§ **Required action**
Quote every line of the material beneath this one.

§ **Exercise data**
··········

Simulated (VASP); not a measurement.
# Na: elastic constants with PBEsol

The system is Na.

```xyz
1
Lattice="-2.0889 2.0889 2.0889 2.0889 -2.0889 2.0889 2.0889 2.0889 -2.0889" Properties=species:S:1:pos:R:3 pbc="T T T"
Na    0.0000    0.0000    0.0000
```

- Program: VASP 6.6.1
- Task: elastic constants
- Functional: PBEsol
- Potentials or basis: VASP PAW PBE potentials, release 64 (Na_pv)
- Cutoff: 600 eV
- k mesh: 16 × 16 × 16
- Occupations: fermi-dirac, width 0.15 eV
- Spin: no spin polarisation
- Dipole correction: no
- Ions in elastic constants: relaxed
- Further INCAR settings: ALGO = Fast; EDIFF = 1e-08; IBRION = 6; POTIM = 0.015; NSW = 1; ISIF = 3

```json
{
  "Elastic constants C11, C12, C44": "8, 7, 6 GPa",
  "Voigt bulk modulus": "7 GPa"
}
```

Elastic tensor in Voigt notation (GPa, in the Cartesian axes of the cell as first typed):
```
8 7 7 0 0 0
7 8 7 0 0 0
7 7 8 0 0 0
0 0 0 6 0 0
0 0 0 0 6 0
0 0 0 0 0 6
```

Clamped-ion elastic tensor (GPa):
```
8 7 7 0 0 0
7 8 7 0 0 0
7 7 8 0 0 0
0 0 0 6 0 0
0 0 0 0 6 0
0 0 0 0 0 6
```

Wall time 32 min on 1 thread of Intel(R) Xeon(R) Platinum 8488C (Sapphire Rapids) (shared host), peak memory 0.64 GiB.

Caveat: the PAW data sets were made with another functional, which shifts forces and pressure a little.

··········

§ **Reply**
Simulated (VASP); not a measurement.
# Na: elastic constants with PBEsol

The system is Na.

```xyz
1
Lattice="-2.0889 2.0889 2.0889 2.0889 -2.0889 2.0889 2.0889 2.0889 -2.0889" Properties=species:S:1:pos:R:3 pbc="T T T"
Na    0.0000    0.0000    0.0000
```

- Program: VASP 6.6.1
- Task: elastic constants
- Functional: PBEsol
- Potentials or basis: VASP PAW PBE potentials, release 64 (Na_pv)
- Cutoff: 600 eV
- k mesh: 16 × 16 × 16
- Occupations: fermi-dirac, width 0.15 eV
- Spin: no spin polarisation
- Dipole correction: no
- Ions in elastic constants: relaxed
- Further INCAR settings: ALGO = Fast; EDIFF = 1e-08; IBRION = 6; POTIM = 0.015; NSW = 1; ISIF = 3

```json
{
  "Elastic constants C11, C12, C44": "8, 7, 6 GPa",
  "Voigt bulk modulus": "7 GPa"
}
```

Elastic tensor in Voigt notation (GPa, in the Cartesian axes of the cell as first typed):
```
8 7 7 0 0 0
7 8 7 0 0 0
7 7 8 0 0 0
0 0 0 6 0 0
0 0 0 0 6 0
0 0 0 0 0 6
```

Clamped-ion elastic tensor (GPa):
```
8 7 7 0 0 0
7 8 7 0 0 0
7 7 8 0 0 0
0 0 0 6 0 0
0 0 0 0 6 0
0 0 0 0 0 6
```

Wall time 32 min on 1 thread of Intel(R) Xeon(R) Platinum 8488C (Sapphire Rapids) (shared host), peak memory 0.64 GiB.

Caveat: the PAW data sets were made with another functional, which shifts forces and pressure a little.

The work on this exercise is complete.